### TASK ITEM:
Of all the lines in the entries below, give again exactly those starting at the line containing "(C) with one" and ending at the line containing "B, deformed by", both ends included, and no others.

### PROVIDED RECORDS:
━━━━━━━━━━━━━━━━━━━━
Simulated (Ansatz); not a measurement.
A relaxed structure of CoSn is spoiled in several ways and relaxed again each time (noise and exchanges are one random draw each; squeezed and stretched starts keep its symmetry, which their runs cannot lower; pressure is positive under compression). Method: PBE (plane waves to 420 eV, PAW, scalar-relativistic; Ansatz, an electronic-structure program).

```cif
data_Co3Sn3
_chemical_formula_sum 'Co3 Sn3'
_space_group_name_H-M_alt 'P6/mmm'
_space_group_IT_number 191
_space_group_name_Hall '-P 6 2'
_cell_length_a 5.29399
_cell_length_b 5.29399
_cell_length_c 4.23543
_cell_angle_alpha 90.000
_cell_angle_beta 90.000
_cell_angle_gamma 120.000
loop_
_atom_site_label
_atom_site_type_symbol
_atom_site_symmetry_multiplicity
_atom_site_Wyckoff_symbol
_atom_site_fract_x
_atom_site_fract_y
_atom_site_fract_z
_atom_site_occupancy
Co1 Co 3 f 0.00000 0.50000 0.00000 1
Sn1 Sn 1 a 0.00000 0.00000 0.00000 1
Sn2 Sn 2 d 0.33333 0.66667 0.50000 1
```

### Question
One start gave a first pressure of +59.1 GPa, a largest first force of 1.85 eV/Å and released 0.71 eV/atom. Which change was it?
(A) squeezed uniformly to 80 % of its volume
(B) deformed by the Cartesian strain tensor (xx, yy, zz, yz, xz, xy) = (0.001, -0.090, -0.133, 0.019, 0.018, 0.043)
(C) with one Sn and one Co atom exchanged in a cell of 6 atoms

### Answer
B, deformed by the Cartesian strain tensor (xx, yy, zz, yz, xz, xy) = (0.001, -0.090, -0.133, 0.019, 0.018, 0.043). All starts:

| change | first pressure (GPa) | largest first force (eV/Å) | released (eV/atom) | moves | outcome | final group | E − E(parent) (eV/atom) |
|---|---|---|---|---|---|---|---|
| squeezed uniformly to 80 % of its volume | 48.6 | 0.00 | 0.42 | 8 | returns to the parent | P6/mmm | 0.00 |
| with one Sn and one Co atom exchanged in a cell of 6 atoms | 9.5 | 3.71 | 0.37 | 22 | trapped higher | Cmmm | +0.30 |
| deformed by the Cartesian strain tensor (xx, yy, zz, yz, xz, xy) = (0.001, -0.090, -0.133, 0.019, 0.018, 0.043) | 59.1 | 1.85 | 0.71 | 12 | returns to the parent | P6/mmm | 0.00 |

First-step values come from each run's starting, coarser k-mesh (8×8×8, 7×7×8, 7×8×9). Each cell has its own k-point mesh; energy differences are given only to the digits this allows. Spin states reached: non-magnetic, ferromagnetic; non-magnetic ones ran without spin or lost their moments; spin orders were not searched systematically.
━━━━━━━━━━━━━━━━━━━━

### ANSWER SPACE:
(C) with one Sn and one Co atom exchanged in a cell of 6 atoms

### Answer
B, deformed by the Cartesian strain tensor (xx, yy, zz, yz, xz, xy) = (0.001, -0.090, -0.133, 0.019, 0.018, 0.043). All starts:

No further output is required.